An exact copy of all the data below is needed.

:::
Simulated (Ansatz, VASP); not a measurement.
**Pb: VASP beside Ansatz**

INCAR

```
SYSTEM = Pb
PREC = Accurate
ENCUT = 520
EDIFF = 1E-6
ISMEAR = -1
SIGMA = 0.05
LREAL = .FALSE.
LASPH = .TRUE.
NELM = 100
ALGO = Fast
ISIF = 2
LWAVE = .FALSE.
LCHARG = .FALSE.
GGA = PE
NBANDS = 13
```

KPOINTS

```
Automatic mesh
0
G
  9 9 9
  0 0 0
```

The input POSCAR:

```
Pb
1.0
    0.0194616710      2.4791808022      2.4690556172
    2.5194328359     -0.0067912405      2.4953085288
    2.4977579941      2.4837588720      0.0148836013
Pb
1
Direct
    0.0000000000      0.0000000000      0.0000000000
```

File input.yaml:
:::

* TASK RESULT:
Simulated (Ansatz, VASP); not a measurement.
**Pb: VASP beside Ansatz**

INCAR

```
SYSTEM = Pb
PREC = Accurate
ENCUT = 520
EDIFF = 1E-6
ISMEAR = -1
SIGMA = 0.05
LREAL = .FALSE.
LASPH = .TRUE.
NELM = 100
ALGO = Fast
ISIF = 2
LWAVE = .FALSE.
LCHARG = .FALSE.
GGA = PE
NBANDS = 13
```

KPOINTS

```
Automatic mesh
0
G
  9 9 9
  0 0 0
```

The input POSCAR:

```
Pb
1.0
    0.0194616710      2.4791808022      2.4690556172
    2.5194328359     -0.0067912405      2.4953085288
    2.4977579941      2.4837588720      0.0148836013
Pb
1
Direct
    0.0000000000      0.0000000000      0.0000000000
```

File input.yaml:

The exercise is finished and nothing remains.